_BRIEF:_ Repeat the listing below word for word, stopping after the line that contains "(3) 3.8 GPa.".

_EXTRACTED RECORDS:_
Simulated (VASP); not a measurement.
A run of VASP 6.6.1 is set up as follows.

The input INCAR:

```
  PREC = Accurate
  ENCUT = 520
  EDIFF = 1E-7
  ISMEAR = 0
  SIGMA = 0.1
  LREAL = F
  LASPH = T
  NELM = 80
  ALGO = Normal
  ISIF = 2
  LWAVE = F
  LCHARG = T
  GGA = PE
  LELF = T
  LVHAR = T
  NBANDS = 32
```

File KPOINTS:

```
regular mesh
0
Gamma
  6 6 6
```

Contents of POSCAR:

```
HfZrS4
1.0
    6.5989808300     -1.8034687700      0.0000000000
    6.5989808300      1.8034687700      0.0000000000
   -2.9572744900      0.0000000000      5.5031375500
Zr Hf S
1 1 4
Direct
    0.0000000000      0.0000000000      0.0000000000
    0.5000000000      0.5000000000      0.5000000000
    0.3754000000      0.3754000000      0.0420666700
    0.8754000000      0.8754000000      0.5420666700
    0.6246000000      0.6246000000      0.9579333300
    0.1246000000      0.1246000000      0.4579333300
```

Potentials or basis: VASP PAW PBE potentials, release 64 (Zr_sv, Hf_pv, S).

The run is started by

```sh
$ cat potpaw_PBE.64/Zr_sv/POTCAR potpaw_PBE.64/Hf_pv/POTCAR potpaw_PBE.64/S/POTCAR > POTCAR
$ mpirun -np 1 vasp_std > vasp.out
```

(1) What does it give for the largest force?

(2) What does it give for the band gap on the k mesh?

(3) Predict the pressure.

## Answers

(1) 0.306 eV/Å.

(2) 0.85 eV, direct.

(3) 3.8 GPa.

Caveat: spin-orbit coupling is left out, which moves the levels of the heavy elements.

_EXERCISE OUTPUT:_
Simulated (VASP); not a measurement.
A run of VASP 6.6.1 is set up as follows.

The input INCAR:

```
  PREC = Accurate
  ENCUT = 520
  EDIFF = 1E-7
  ISMEAR = 0
  SIGMA = 0.1
  LREAL = F
  LASPH = T
  NELM = 80
  ALGO = Normal
  ISIF = 2
  LWAVE = F
  LCHARG = T
  GGA = PE
  LELF = T
  LVHAR = T
  NBANDS = 32
```

File KPOINTS:

```
regular mesh
0
Gamma
  6 6 6
```

Contents of POSCAR:

```
HfZrS4
1.0
    6.5989808300     -1.8034687700      0.0000000000
    6.5989808300      1.8034687700      0.0000000000
   -2.9572744900      0.0000000000      5.5031375500
Zr Hf S
1 1 4
Direct
    0.0000000000      0.0000000000      0.0000000000
    0.5000000000      0.5000000000      0.5000000000
    0.3754000000      0.3754000000      0.0420666700
    0.8754000000      0.8754000000      0.5420666700
    0.6246000000      0.6246000000      0.9579333300
    0.1246000000      0.1246000000      0.4579333300
```

Potentials or basis: VASP PAW PBE potentials, release 64 (Zr_sv, Hf_pv, S).

The run is started by

```sh
$ cat potpaw_PBE.64/Zr_sv/POTCAR potpaw_PBE.64/Hf_pv/POTCAR potpaw_PBE.64/S/POTCAR > POTCAR
$ mpirun -np 1 vasp_std > vasp.out
```

(1) What does it give for the largest force?

(2) What does it give for the band gap on the k mesh?

(3) Predict the pressure.

## Answers

(1) 0.306 eV/Å.

(2) 0.85 eV, direct.

(3) 3.8 GPa.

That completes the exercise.